* [SOURCE INFORMATION]
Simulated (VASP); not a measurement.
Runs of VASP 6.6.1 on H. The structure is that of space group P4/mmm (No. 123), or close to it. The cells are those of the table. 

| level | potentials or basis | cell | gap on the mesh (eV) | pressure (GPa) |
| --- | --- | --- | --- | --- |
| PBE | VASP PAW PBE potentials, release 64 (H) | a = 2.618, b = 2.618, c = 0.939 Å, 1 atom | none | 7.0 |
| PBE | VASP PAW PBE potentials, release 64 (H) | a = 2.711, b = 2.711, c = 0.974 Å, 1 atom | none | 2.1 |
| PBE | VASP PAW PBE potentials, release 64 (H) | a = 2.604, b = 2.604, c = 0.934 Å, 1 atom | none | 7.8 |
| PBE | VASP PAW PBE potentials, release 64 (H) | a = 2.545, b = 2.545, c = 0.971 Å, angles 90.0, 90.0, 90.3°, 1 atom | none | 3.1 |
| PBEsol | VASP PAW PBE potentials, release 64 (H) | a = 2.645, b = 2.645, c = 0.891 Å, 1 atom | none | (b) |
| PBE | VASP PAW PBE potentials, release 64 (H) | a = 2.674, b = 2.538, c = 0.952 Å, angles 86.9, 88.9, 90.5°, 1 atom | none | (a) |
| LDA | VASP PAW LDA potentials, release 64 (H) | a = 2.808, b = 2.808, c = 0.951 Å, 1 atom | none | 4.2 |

* [EXERCISE]
Every entry should be reproduced exactly, with no part omitted.

* [ANSWER BOX]
Simulated (VASP); not a measurement.
Runs of VASP 6.6.1 on H. The structure is that of space group P4/mmm (No. 123), or close to it. The cells are those of the table. 

| level | potentials or basis | cell | gap on the mesh (eV) | pressure (GPa) |
| --- | --- | --- | --- | --- |
| PBE | VASP PAW PBE potentials, release 64 (H) | a = 2.618, b = 2.618, c = 0.939 Å, 1 atom | none | 7.0 |
| PBE | VASP PAW PBE potentials, release 64 (H) | a = 2.711, b = 2.711, c = 0.974 Å, 1 atom | none | 2.1 |
| PBE | VASP PAW PBE potentials, release 64 (H) | a = 2.604, b = 2.604, c = 0.934 Å, 1 atom | none | 7.8 |
| PBE | VASP PAW PBE potentials, release 64 (H) | a = 2.545, b = 2.545, c = 0.971 Å, angles 90.0, 90.0, 90.3°, 1 atom | none | 3.1 |
| PBEsol | VASP PAW PBE potentials, release 64 (H) | a = 2.645, b = 2.645, c = 0.891 Å, 1 atom | none | (b) |
| PBE | VASP PAW PBE potentials, release 64 (H) | a = 2.674, b = 2.538, c = 0.952 Å, angles 86.9, 88.9, 90.5°, 1 atom | none | (a) |
| LDA | VASP PAW LDA potentials, release 64 (H) | a = 2.808, b = 2.808, c = 0.951 Å, 1 atom | none | 4.2 |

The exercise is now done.